» GIVEN RECORDS
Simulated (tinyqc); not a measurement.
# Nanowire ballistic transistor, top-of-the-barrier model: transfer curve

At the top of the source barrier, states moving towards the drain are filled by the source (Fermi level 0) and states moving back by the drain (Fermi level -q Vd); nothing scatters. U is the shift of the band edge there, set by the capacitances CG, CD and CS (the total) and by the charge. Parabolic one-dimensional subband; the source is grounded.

» ACTIVITY
Starting with the first line of the entries and ending with the line that has "# Nanowire ballistic", copy each line exactly and add nothing.

» EXERCISE RESULT
Simulated (tinyqc); not a measurement.
# Nanowire ballistic transistor, top-of-the-barrier model: transfer curve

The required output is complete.